■ Work request:
Your answer should contain each record from the listing, repeated exactly.

*** Data for review ***

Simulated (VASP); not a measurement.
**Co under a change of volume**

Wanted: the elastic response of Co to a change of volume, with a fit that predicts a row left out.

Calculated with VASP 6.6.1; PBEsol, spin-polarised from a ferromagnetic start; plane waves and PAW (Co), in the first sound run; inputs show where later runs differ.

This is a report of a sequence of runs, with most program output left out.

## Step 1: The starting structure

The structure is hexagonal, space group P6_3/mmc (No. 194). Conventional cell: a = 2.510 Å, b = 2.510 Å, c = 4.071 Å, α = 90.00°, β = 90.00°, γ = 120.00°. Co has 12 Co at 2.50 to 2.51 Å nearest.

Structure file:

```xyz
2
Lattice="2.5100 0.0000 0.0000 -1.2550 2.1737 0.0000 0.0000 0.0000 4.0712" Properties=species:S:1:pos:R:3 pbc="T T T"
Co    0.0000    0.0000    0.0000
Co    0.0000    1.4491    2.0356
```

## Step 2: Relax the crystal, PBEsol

*** End of Data for review ***

■ Task output:
Simulated (VASP); not a measurement.
**Co under a change of volume**

Wanted: the elastic response of Co to a change of volume, with a fit that predicts a row left out.

Calculated with VASP 6.6.1; PBEsol, spin-polarised from a ferromagnetic start; plane waves and PAW (Co), in the first sound run; inputs show where later runs differ.

This is a report of a sequence of runs, with most program output left out.

## Step 1: The starting structure

The structure is hexagonal, space group P6_3/mmc (No. 194). Conventional cell: a = 2.510 Å, b = 2.510 Å, c = 4.071 Å, α = 90.00°, β = 90.00°, γ = 120.00°. Co has 12 Co at 2.50 to 2.51 Å nearest.

Structure file:

```xyz
2
Lattice="2.5100 0.0000 0.0000 -1.2550 2.1737 0.0000 0.0000 0.0000 4.0712" Properties=species:S:1:pos:R:3 pbc="T T T"
Co    0.0000    0.0000    0.0000
Co    0.0000    1.4491    2.0356
```

## Step 2: Relax the crystal, PBEsol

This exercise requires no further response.